[DATA SHOWN — start]

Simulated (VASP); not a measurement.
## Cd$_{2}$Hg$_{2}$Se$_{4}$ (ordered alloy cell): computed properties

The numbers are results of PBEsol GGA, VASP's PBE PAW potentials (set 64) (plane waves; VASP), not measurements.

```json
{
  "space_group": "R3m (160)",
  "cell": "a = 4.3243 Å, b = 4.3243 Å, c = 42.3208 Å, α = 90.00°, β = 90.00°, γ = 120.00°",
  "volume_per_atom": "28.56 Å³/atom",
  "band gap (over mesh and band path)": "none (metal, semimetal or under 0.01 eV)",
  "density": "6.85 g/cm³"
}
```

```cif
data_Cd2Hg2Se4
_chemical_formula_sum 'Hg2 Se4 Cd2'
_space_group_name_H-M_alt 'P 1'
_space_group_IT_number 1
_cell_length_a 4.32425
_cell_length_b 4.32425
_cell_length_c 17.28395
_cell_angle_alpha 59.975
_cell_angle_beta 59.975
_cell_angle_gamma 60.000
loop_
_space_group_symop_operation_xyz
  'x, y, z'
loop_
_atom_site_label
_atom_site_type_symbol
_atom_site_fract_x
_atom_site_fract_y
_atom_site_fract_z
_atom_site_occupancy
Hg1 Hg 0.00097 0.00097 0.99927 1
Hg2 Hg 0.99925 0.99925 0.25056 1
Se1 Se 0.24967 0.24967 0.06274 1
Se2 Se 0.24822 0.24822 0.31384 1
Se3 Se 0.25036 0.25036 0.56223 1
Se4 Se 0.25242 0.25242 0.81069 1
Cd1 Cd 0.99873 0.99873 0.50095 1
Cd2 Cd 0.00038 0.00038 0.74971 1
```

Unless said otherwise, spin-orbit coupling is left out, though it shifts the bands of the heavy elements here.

[DATA SHOWN — finish]

### ASSIGNMENT
Set the records above down again. Match them exactly.

### WORKED SOLUTION
Simulated (VASP); not a measurement.
## Cd$_{2}$Hg$_{2}$Se$_{4}$ (ordered alloy cell): computed properties

The numbers are results of PBEsol GGA, VASP's PBE PAW potentials (set 64) (plane waves; VASP), not measurements.

```json
{
  "space_group": "R3m (160)",
  "cell": "a = 4.3243 Å, b = 4.3243 Å, c = 42.3208 Å, α = 90.00°, β = 90.00°, γ = 120.00°",
  "volume_per_atom": "28.56 Å³/atom",
  "band gap (over mesh and band path)": "none (metal, semimetal or under 0.01 eV)",
  "density": "6.85 g/cm³"
}
```

```cif
data_Cd2Hg2Se4
_chemical_formula_sum 'Hg2 Se4 Cd2'
_space_group_name_H-M_alt 'P 1'
_space_group_IT_number 1
_cell_length_a 4.32425
_cell_length_b 4.32425
_cell_length_c 17.28395
_cell_angle_alpha 59.975
_cell_angle_beta 59.975
_cell_angle_gamma 60.000
loop_
_space_group_symop_operation_xyz
  'x, y, z'
loop_
_atom_site_label
_atom_site_type_symbol
_atom_site_fract_x
_atom_site_fract_y
_atom_site_fract_z
_atom_site_occupancy
Hg1 Hg 0.00097 0.00097 0.99927 1
Hg2 Hg 0.99925 0.99925 0.25056 1
Se1 Se 0.24967 0.24967 0.06274 1
Se2 Se 0.24822 0.24822 0.31384 1
Se3 Se 0.25036 0.25036 0.56223 1
Se4 Se 0.25242 0.25242 0.81069 1
Cd1 Cd 0.99873 0.99873 0.50095 1
Cd2 Cd 0.00038 0.00038 0.74971 1
```

Unless said otherwise, spin-orbit coupling is left out, though it shifts the bands of the heavy elements here.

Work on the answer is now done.